*SUPPLIED RECORDS*:
───

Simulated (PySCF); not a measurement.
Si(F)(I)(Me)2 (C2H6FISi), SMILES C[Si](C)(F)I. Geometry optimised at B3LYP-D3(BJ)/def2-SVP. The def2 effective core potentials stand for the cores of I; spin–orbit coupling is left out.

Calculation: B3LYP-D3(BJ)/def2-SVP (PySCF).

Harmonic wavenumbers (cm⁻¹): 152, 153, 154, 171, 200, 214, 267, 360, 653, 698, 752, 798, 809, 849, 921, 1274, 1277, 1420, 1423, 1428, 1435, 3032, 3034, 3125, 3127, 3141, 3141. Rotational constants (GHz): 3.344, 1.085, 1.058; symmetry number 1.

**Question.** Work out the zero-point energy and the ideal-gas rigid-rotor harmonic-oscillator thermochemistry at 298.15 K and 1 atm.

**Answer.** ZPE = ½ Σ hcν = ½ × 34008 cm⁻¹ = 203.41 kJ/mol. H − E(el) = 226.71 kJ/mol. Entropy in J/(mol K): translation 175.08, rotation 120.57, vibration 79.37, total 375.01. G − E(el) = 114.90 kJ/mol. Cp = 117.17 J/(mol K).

───

*WORK INSTRUCTION*:
Return each line above precisely as written.

*EXERCISE RESPONSE*:
Simulated (PySCF); not a measurement.
Si(F)(I)(Me)2 (C2H6FISi), SMILES C[Si](C)(F)I. Geometry optimised at B3LYP-D3(BJ)/def2-SVP. The def2 effective core potentials stand for the cores of I; spin–orbit coupling is left out.

Calculation: B3LYP-D3(BJ)/def2-SVP (PySCF).

Harmonic wavenumbers (cm⁻¹): 152, 153, 154, 171, 200, 214, 267, 360, 653, 698, 752, 798, 809, 849, 921, 1274, 1277, 1420, 1423, 1428, 1435, 3032, 3034, 3125, 3127, 3141, 3141. Rotational constants (GHz): 3.344, 1.085, 1.058; symmetry number 1.

**Question.** Work out the zero-point energy and the ideal-gas rigid-rotor harmonic-oscillator thermochemistry at 298.15 K and 1 atm.

**Answer.** ZPE = ½ Σ hcν = ½ × 34008 cm⁻¹ = 203.41 kJ/mol. H − E(el) = 226.71 kJ/mol. Entropy in J/(mol K): translation 175.08, rotation 120.57, vibration 79.37, total 375.01. G − E(el) = 114.90 kJ/mol. Cp = 117.17 J/(mol K).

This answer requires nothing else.